INFORMATION SHOWN:
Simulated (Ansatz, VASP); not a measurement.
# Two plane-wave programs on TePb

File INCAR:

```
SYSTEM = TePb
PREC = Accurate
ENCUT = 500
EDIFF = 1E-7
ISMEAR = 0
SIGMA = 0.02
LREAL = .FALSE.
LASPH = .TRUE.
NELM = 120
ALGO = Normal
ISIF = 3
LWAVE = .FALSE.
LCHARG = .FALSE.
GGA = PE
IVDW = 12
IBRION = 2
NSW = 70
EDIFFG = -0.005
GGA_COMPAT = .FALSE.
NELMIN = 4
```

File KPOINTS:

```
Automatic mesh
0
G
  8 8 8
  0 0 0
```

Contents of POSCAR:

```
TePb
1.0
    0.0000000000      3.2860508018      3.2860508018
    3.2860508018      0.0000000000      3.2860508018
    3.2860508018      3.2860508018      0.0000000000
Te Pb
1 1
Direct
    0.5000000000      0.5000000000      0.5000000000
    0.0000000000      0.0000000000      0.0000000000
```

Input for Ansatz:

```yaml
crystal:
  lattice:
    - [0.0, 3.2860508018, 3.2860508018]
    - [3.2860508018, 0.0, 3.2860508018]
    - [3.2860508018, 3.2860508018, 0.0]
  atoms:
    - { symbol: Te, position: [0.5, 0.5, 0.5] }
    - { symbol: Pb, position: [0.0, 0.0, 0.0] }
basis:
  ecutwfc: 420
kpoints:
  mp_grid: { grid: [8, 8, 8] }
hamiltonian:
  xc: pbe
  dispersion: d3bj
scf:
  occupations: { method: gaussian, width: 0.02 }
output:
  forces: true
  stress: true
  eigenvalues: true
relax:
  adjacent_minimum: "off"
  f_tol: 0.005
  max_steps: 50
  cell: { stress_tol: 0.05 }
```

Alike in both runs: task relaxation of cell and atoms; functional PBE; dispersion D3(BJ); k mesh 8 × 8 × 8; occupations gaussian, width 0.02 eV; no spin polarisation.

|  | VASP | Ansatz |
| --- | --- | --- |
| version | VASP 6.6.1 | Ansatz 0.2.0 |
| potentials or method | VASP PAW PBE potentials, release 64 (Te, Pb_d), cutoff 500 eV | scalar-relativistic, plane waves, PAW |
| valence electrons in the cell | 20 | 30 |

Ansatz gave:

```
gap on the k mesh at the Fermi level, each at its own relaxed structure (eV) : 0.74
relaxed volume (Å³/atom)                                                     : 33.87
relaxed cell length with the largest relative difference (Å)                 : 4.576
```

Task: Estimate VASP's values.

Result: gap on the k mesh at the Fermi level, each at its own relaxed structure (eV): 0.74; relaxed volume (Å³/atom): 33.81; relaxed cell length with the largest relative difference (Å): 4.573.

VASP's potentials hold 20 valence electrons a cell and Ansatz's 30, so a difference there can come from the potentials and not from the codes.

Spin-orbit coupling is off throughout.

ASSIGNMENT: In the records above, find the line containing "Ansatz 0.2.0 |" and restate word for word every line from the first through that one.

TASK RESPONSE:
Simulated (Ansatz, VASP); not a measurement.
# Two plane-wave programs on TePb

File INCAR:

```
SYSTEM = TePb
PREC = Accurate
ENCUT = 500
EDIFF = 1E-7
ISMEAR = 0
SIGMA = 0.02
LREAL = .FALSE.
LASPH = .TRUE.
NELM = 120
ALGO = Normal
ISIF = 3
LWAVE = .FALSE.
LCHARG = .FALSE.
GGA = PE
IVDW = 12
IBRION = 2
NSW = 70
EDIFFG = -0.005
GGA_COMPAT = .FALSE.
NELMIN = 4
```

File KPOINTS:

```
Automatic mesh
0
G
  8 8 8
  0 0 0
```

Contents of POSCAR:

```
TePb
1.0
    0.0000000000      3.2860508018      3.2860508018
    3.2860508018      0.0000000000      3.2860508018
    3.2860508018      3.2860508018      0.0000000000
Te Pb
1 1
Direct
    0.5000000000      0.5000000000      0.5000000000
    0.0000000000      0.0000000000      0.0000000000
```

Input for Ansatz:

```yaml
crystal:
  lattice:
    - [0.0, 3.2860508018, 3.2860508018]
    - [3.2860508018, 0.0, 3.2860508018]
    - [3.2860508018, 3.2860508018, 0.0]
  atoms:
    - { symbol: Te, position: [0.5, 0.5, 0.5] }
    - { symbol: Pb, position: [0.0, 0.0, 0.0] }
basis:
  ecutwfc: 420
kpoints:
  mp_grid: { grid: [8, 8, 8] }
hamiltonian:
  xc: pbe
  dispersion: d3bj
scf:
  occupations: { method: gaussian, width: 0.02 }
output:
  forces: true
  stress: true
  eigenvalues: true
relax:
  adjacent_minimum: "off"
  f_tol: 0.005
  max_steps: 50
  cell: { stress_tol: 0.05 }
```

Alike in both runs: task relaxation of cell and atoms; functional PBE; dispersion D3(BJ); k mesh 8 × 8 × 8; occupations gaussian, width 0.02 eV; no spin polarisation.

|  | VASP | Ansatz |
| --- | --- | --- |
| version | VASP 6.6.1 | Ansatz 0.2.0 |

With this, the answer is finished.